Data section =
● ● ● ●
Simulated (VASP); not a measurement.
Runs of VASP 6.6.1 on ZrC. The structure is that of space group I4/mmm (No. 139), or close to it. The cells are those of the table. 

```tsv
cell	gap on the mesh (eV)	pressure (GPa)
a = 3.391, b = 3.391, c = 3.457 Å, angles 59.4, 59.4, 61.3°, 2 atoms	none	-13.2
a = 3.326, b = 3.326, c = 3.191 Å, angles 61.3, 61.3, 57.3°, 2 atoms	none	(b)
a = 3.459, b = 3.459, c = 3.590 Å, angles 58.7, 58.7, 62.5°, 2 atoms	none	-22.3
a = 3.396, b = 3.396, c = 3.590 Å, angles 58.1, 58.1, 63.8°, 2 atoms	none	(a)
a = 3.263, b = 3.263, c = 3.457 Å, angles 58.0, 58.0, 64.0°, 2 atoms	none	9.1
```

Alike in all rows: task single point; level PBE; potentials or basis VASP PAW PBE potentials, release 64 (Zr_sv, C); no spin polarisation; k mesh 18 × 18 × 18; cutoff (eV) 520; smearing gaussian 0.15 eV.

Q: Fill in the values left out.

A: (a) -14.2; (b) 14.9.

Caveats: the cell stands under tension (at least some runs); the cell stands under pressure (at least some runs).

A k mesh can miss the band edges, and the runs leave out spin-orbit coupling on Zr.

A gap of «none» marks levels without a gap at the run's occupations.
● ● ● ●

Action item =
Reproduce exactly the lines that run from the start of the records to the line with "A k mesh can", both included.

Written solution =
Simulated (VASP); not a measurement.
Runs of VASP 6.6.1 on ZrC. The structure is that of space group I4/mmm (No. 139), or close to it. The cells are those of the table. 

```tsv
cell	gap on the mesh (eV)	pressure (GPa)
a = 3.391, b = 3.391, c = 3.457 Å, angles 59.4, 59.4, 61.3°, 2 atoms	none	-13.2
a = 3.326, b = 3.326, c = 3.191 Å, angles 61.3, 61.3, 57.3°, 2 atoms	none	(b)
a = 3.459, b = 3.459, c = 3.590 Å, angles 58.7, 58.7, 62.5°, 2 atoms	none	-22.3
a = 3.396, b = 3.396, c = 3.590 Å, angles 58.1, 58.1, 63.8°, 2 atoms	none	(a)
a = 3.263, b = 3.263, c = 3.457 Å, angles 58.0, 58.0, 64.0°, 2 atoms	none	9.1
```

Alike in all rows: task single point; level PBE; potentials or basis VASP PAW PBE potentials, release 64 (Zr_sv, C); no spin polarisation; k mesh 18 × 18 × 18; cutoff (eV) 520; smearing gaussian 0.15 eV.

Q: Fill in the values left out.

A: (a) -14.2; (b) 14.9.

Caveats: the cell stands under tension (at least some runs); the cell stands under pressure (at least some runs).

A k mesh can miss the band edges, and the runs leave out spin-orbit coupling on Zr.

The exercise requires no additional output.